■ DATA PROVIDED:
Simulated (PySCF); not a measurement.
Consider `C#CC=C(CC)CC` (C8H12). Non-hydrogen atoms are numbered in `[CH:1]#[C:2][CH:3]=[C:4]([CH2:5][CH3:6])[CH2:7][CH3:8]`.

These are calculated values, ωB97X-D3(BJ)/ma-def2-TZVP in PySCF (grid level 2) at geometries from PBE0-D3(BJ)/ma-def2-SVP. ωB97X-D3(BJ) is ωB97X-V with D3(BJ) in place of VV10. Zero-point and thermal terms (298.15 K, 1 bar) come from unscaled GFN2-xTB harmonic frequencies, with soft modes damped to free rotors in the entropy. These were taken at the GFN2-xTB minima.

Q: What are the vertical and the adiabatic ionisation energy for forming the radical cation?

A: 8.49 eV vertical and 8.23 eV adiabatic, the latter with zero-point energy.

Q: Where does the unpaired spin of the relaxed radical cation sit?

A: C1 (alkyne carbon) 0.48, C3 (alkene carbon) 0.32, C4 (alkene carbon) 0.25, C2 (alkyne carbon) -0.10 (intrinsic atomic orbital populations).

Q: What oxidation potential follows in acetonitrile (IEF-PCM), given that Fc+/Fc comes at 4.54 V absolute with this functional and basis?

■ WORK ITEM: Everything from the first line of the material through the line containing "A: C1 (alkyne" is to be printed exactly; lines after that are to be left out.

■ ANSWER SECTION:
Simulated (PySCF); not a measurement.
Consider `C#CC=C(CC)CC` (C8H12). Non-hydrogen atoms are numbered in `[CH:1]#[C:2][CH:3]=[C:4]([CH2:5][CH3:6])[CH2:7][CH3:8]`.

These are calculated values, ωB97X-D3(BJ)/ma-def2-TZVP in PySCF (grid level 2) at geometries from PBE0-D3(BJ)/ma-def2-SVP. ωB97X-D3(BJ) is ωB97X-V with D3(BJ) in place of VV10. Zero-point and thermal terms (298.15 K, 1 bar) come from unscaled GFN2-xTB harmonic frequencies, with soft modes damped to free rotors in the entropy. These were taken at the GFN2-xTB minima.

Q: What are the vertical and the adiabatic ionisation energy for forming the radical cation?

A: 8.49 eV vertical and 8.23 eV adiabatic, the latter with zero-point energy.

Q: Where does the unpaired spin of the relaxed radical cation sit?

A: C1 (alkyne carbon) 0.48, C3 (alkene carbon) 0.32, C4 (alkene carbon) 0.25, C2 (alkyne carbon) -0.10 (intrinsic atomic orbital populations).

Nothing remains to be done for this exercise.